→ REQUIREMENT
Working from the records below, repeat exactly the lines starting at the line that contains "permittivity | 11.7 |" and ending at the line that contains "2.8e18 | 0.066 |", inclusive.

++++++++++++++++++++
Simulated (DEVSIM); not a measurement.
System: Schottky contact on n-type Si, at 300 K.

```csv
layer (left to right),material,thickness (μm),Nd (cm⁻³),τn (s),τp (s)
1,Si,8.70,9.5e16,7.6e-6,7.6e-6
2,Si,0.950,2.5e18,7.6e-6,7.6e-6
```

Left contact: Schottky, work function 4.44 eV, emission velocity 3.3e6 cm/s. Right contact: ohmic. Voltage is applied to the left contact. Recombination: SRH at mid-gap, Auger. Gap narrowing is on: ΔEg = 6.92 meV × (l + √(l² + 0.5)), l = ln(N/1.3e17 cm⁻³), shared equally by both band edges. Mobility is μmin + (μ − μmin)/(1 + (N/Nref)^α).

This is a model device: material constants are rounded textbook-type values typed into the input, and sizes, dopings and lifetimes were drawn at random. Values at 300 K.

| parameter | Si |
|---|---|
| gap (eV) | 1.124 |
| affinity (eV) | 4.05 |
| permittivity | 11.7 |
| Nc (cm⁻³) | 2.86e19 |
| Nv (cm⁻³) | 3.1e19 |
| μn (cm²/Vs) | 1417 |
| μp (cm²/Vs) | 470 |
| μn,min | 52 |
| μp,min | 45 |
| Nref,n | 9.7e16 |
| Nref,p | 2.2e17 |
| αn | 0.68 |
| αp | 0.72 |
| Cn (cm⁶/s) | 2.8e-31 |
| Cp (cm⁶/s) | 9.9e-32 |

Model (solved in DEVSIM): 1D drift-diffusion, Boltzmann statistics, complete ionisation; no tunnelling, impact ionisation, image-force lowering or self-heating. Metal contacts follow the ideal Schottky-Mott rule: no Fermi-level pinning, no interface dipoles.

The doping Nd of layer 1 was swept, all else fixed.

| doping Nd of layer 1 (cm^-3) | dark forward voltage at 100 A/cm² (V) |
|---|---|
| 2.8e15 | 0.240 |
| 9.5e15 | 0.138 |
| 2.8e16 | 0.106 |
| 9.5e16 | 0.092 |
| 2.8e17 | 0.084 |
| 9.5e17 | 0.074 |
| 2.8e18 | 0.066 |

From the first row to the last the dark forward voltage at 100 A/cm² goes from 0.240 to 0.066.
++++++++++++++++++++

→ EXERCISE OUTPUT
| permittivity | 11.7 |
| Nc (cm⁻³) | 2.86e19 |
| Nv (cm⁻³) | 3.1e19 |
| μn (cm²/Vs) | 1417 |
| μp (cm²/Vs) | 470 |
| μn,min | 52 |
| μp,min | 45 |
| Nref,n | 9.7e16 |
| Nref,p | 2.2e17 |
| αn | 0.68 |
| αp | 0.72 |
| Cn (cm⁶/s) | 2.8e-31 |
| Cp (cm⁶/s) | 9.9e-32 |

Model (solved in DEVSIM): 1D drift-diffusion, Boltzmann statistics, complete ionisation; no tunnelling, impact ionisation, image-force lowering or self-heating. Metal contacts follow the ideal Schottky-Mott rule: no Fermi-level pinning, no interface dipoles.

The doping Nd of layer 1 was swept, all else fixed.

| doping Nd of layer 1 (cm^-3) | dark forward voltage at 100 A/cm² (V) |
|---|---|
| 2.8e15 | 0.240 |
| 9.5e15 | 0.138 |
| 2.8e16 | 0.106 |
| 9.5e16 | 0.092 |
| 2.8e17 | 0.084 |
| 9.5e17 | 0.074 |
| 2.8e18 | 0.066 |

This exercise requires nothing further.